========================
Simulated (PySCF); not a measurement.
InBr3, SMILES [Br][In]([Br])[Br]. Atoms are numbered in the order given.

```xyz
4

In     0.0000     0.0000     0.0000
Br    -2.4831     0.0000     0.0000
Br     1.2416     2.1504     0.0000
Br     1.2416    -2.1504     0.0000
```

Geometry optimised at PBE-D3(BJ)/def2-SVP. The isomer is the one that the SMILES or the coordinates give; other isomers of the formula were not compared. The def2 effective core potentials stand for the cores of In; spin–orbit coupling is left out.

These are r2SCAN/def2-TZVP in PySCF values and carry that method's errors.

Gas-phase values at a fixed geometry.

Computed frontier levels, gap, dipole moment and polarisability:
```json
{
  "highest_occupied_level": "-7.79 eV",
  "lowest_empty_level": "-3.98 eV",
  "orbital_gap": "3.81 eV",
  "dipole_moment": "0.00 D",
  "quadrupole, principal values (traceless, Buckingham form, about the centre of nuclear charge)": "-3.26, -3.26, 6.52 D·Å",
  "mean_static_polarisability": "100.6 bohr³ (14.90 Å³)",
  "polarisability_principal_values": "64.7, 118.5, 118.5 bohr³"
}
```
========================

* **Required action**
Nothing but an exact copy of the lines from the first one above through the line holding "Geometry optimised at" should be returned.

* **Answer box**
Simulated (PySCF); not a measurement.
InBr3, SMILES [Br][In]([Br])[Br]. Atoms are numbered in the order given.

```xyz
4

In     0.0000     0.0000     0.0000
Br    -2.4831     0.0000     0.0000
Br     1.2416     2.1504     0.0000
Br     1.2416    -2.1504     0.0000
```

Geometry optimised at PBE-D3(BJ)/def2-SVP. The isomer is the one that the SMILES or the coordinates give; other isomers of the formula were not compared. The def2 effective core potentials stand for the cores of In; spin–orbit coupling is left out.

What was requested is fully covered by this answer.